**EXTRACTED INFORMATION:**
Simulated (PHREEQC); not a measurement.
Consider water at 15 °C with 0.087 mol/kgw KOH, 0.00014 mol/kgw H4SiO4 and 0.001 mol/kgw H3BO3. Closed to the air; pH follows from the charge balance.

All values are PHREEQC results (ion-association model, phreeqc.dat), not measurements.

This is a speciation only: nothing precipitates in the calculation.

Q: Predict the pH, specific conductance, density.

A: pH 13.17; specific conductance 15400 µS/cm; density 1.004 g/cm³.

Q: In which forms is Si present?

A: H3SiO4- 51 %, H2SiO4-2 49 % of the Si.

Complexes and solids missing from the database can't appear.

**REQUIREMENT:**
Keep both end lines and retype everything in the records above from the line containing "This is a speciation" through the line containing "A: H3SiO4- 51 %, H2SiO4-2 49 % of the Si.", exactly, with nothing else.

**RESULT:**
This is a speciation only: nothing precipitates in the calculation.

Q: Predict the pH, specific conductance, density.

A: pH 13.17; specific conductance 15400 µS/cm; density 1.004 g/cm³.

Q: In which forms is Si present?

A: H3SiO4- 51 %, H2SiO4-2 49 % of the Si.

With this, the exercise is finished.